· · · · · · ·

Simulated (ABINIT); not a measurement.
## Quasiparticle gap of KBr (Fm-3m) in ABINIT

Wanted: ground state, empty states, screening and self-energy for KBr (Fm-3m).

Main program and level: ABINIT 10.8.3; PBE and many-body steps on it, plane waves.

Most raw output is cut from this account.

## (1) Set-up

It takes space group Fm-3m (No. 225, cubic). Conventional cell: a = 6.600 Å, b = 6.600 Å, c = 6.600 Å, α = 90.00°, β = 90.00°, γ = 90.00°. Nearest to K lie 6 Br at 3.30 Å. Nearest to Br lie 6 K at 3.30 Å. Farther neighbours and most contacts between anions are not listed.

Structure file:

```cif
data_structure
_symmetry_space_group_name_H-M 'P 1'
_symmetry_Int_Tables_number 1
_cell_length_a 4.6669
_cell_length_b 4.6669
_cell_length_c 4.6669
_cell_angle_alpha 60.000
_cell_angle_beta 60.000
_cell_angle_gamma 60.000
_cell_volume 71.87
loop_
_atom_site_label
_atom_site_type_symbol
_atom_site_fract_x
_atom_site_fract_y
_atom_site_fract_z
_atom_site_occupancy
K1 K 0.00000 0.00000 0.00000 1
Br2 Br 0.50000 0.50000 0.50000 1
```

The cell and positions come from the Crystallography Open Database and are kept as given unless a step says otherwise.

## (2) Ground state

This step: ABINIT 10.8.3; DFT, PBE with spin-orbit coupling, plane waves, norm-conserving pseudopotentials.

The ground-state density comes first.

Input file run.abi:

· · · · · · ·

Output all of the material exactly as written.

Simulated (ABINIT); not a measurement.
## Quasiparticle gap of KBr (Fm-3m) in ABINIT

Wanted: ground state, empty states, screening and self-energy for KBr (Fm-3m).

Main program and level: ABINIT 10.8.3; PBE and many-body steps on it, plane waves.

Most raw output is cut from this account.

## (1) Set-up

It takes space group Fm-3m (No. 225, cubic). Conventional cell: a = 6.600 Å, b = 6.600 Å, c = 6.600 Å, α = 90.00°, β = 90.00°, γ = 90.00°. Nearest to K lie 6 Br at 3.30 Å. Nearest to Br lie 6 K at 3.30 Å. Farther neighbours and most contacts between anions are not listed.

Structure file:

```cif
data_structure
_symmetry_space_group_name_H-M 'P 1'
_symmetry_Int_Tables_number 1
_cell_length_a 4.6669
_cell_length_b 4.6669
_cell_length_c 4.6669
_cell_angle_alpha 60.000
_cell_angle_beta 60.000
_cell_angle_gamma 60.000
_cell_volume 71.87
loop_
_atom_site_label
_atom_site_type_symbol
_atom_site_fract_x
_atom_site_fract_y
_atom_site_fract_z
_atom_site_occupancy
K1 K 0.00000 0.00000 0.00000 1
Br2 Br 0.50000 0.50000 0.50000 1
```

The cell and positions come from the Crystallography Open Database and are kept as given unless a step says otherwise.

## (2) Ground state

This step: ABINIT 10.8.3; DFT, PBE with spin-orbit coupling, plane waves, norm-conserving pseudopotentials.

The ground-state density comes first.

Input file run.abi:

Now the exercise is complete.